When you reach the line containing "C_Q (MHz) |", stop after it; until then, copy each line of the listing exactly, starting with the first.

(Beginning of LISTED ENTRIES)
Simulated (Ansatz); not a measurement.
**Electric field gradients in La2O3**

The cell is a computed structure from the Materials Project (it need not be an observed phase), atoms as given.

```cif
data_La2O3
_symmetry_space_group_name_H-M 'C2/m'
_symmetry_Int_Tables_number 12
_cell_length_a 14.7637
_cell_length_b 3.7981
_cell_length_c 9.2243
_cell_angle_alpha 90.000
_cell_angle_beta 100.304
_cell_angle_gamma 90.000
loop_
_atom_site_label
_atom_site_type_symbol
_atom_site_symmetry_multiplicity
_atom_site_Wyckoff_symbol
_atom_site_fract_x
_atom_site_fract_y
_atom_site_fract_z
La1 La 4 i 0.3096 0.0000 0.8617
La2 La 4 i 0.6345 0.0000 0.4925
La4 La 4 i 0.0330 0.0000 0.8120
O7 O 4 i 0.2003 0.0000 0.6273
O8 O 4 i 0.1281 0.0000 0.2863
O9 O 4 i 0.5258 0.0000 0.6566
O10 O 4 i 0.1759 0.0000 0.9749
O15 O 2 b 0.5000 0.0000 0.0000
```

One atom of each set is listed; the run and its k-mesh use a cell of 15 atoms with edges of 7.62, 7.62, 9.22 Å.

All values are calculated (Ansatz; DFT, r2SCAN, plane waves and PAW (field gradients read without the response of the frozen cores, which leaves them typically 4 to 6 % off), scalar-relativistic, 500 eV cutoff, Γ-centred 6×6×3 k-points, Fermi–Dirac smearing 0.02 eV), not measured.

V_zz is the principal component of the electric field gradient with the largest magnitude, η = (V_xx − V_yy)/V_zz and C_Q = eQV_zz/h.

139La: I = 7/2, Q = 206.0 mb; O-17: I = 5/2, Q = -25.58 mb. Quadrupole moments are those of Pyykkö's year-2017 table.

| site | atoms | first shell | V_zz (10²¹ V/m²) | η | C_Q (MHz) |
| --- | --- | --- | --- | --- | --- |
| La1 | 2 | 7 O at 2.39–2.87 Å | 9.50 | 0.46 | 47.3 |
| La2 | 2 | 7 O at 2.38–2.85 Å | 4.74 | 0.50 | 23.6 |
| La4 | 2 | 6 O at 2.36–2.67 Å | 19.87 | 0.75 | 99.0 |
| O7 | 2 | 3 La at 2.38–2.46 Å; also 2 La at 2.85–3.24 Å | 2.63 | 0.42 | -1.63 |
(End of LISTED ENTRIES)

→ WRITTEN REPLY
Simulated (Ansatz); not a measurement.
**Electric field gradients in La2O3**

The cell is a computed structure from the Materials Project (it need not be an observed phase), atoms as given.

```cif
data_La2O3
_symmetry_space_group_name_H-M 'C2/m'
_symmetry_Int_Tables_number 12
_cell_length_a 14.7637
_cell_length_b 3.7981
_cell_length_c 9.2243
_cell_angle_alpha 90.000
_cell_angle_beta 100.304
_cell_angle_gamma 90.000
loop_
_atom_site_label
_atom_site_type_symbol
_atom_site_symmetry_multiplicity
_atom_site_Wyckoff_symbol
_atom_site_fract_x
_atom_site_fract_y
_atom_site_fract_z
La1 La 4 i 0.3096 0.0000 0.8617
La2 La 4 i 0.6345 0.0000 0.4925
La4 La 4 i 0.0330 0.0000 0.8120
O7 O 4 i 0.2003 0.0000 0.6273
O8 O 4 i 0.1281 0.0000 0.2863
O9 O 4 i 0.5258 0.0000 0.6566
O10 O 4 i 0.1759 0.0000 0.9749
O15 O 2 b 0.5000 0.0000 0.0000
```

One atom of each set is listed; the run and its k-mesh use a cell of 15 atoms with edges of 7.62, 7.62, 9.22 Å.

All values are calculated (Ansatz; DFT, r2SCAN, plane waves and PAW (field gradients read without the response of the frozen cores, which leaves them typically 4 to 6 % off), scalar-relativistic, 500 eV cutoff, Γ-centred 6×6×3 k-points, Fermi–Dirac smearing 0.02 eV), not measured.

V_zz is the principal component of the electric field gradient with the largest magnitude, η = (V_xx − V_yy)/V_zz and C_Q = eQV_zz/h.

139La: I = 7/2, Q = 206.0 mb; O-17: I = 5/2, Q = -25.58 mb. Quadrupole moments are those of Pyykkö's year-2017 table.

| site | atoms | first shell | V_zz (10²¹ V/m²) | η | C_Q (MHz) |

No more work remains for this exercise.